# [WORK ITEM]
Each record that follows must be reproduced exactly.

▬▬▬

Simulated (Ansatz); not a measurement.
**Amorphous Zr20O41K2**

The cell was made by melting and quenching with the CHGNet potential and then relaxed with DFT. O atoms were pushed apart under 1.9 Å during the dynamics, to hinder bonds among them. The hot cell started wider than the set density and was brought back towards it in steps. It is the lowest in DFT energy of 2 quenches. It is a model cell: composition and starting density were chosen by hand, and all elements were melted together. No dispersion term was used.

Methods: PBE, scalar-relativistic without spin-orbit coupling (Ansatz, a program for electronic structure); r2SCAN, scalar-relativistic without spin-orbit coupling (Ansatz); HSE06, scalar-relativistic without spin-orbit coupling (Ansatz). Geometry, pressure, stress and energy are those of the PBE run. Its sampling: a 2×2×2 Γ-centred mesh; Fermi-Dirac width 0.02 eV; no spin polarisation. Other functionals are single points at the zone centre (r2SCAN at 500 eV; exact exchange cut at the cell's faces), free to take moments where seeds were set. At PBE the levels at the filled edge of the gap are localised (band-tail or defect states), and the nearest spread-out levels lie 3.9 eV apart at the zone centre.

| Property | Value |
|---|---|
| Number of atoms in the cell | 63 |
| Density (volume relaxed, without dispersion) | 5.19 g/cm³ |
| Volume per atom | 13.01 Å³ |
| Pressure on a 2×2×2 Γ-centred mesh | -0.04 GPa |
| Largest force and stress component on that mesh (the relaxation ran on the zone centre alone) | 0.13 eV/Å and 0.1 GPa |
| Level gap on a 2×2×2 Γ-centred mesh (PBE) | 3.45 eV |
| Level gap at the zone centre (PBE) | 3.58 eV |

▬▬▬

# [TASK OUTPUT]
Simulated (Ansatz); not a measurement.
**Amorphous Zr20O41K2**

The cell was made by melting and quenching with the CHGNet potential and then relaxed with DFT. O atoms were pushed apart under 1.9 Å during the dynamics, to hinder bonds among them. The hot cell started wider than the set density and was brought back towards it in steps. It is the lowest in DFT energy of 2 quenches. It is a model cell: composition and starting density were chosen by hand, and all elements were melted together. No dispersion term was used.

Methods: PBE, scalar-relativistic without spin-orbit coupling (Ansatz, a program for electronic structure); r2SCAN, scalar-relativistic without spin-orbit coupling (Ansatz); HSE06, scalar-relativistic without spin-orbit coupling (Ansatz). Geometry, pressure, stress and energy are those of the PBE run. Its sampling: a 2×2×2 Γ-centred mesh; Fermi-Dirac width 0.02 eV; no spin polarisation. Other functionals are single points at the zone centre (r2SCAN at 500 eV; exact exchange cut at the cell's faces), free to take moments where seeds were set. At PBE the levels at the filled edge of the gap are localised (band-tail or defect states), and the nearest spread-out levels lie 3.9 eV apart at the zone centre.

| Property | Value |
|---|---|
| Number of atoms in the cell | 63 |
| Density (volume relaxed, without dispersion) | 5.19 g/cm³ |
| Volume per atom | 13.01 Å³ |
| Pressure on a 2×2×2 Γ-centred mesh | -0.04 GPa |
| Largest force and stress component on that mesh (the relaxation ran on the zone centre alone) | 0.13 eV/Å and 0.1 GPa |
| Level gap on a 2×2×2 Γ-centred mesh (PBE) | 3.45 eV |
| Level gap at the zone centre (PBE) | 3.58 eV |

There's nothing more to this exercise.